→ Work task
All lines from the opening of the entries below through the line containing "(1) The minimum" must be output exactly as they appear, with no other lines.

[Raw data — start]

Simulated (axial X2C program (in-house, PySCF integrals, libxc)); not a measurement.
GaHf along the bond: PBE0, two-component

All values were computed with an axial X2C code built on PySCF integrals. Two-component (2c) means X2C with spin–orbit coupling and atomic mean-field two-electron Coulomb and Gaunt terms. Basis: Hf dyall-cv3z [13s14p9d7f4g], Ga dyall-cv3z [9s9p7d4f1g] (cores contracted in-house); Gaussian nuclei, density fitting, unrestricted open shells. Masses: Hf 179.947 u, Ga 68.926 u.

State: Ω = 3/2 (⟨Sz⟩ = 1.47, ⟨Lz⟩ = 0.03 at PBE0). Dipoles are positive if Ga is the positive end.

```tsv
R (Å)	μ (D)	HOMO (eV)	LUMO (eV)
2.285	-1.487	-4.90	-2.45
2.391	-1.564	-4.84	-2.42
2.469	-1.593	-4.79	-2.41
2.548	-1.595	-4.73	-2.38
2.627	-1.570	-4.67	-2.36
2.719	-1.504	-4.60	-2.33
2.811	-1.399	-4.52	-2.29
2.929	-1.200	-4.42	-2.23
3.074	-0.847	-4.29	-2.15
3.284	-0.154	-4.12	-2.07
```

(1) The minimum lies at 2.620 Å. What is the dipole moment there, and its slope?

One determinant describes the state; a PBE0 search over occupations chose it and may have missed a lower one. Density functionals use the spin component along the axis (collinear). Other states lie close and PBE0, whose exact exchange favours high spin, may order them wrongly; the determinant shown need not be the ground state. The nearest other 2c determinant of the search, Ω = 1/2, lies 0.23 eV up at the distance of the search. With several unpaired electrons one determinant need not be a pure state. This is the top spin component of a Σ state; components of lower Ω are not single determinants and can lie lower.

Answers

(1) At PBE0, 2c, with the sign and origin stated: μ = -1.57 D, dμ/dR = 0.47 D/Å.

[Raw data — finish]

→ Answer area
Simulated (axial X2C program (in-house, PySCF integrals, libxc)); not a measurement.
GaHf along the bond: PBE0, two-component

All values were computed with an axial X2C code built on PySCF integrals. Two-component (2c) means X2C with spin–orbit coupling and atomic mean-field two-electron Coulomb and Gaunt terms. Basis: Hf dyall-cv3z [13s14p9d7f4g], Ga dyall-cv3z [9s9p7d4f1g] (cores contracted in-house); Gaussian nuclei, density fitting, unrestricted open shells. Masses: Hf 179.947 u, Ga 68.926 u.

State: Ω = 3/2 (⟨Sz⟩ = 1.47, ⟨Lz⟩ = 0.03 at PBE0). Dipoles are positive if Ga is the positive end.

```tsv
R (Å)	μ (D)	HOMO (eV)	LUMO (eV)
2.285	-1.487	-4.90	-2.45
2.391	-1.564	-4.84	-2.42
2.469	-1.593	-4.79	-2.41
2.548	-1.595	-4.73	-2.38
2.627	-1.570	-4.67	-2.36
2.719	-1.504	-4.60	-2.33
2.811	-1.399	-4.52	-2.29
2.929	-1.200	-4.42	-2.23
3.074	-0.847	-4.29	-2.15
3.284	-0.154	-4.12	-2.07
```

(1) The minimum lies at 2.620 Å. What is the dipole moment there, and its slope?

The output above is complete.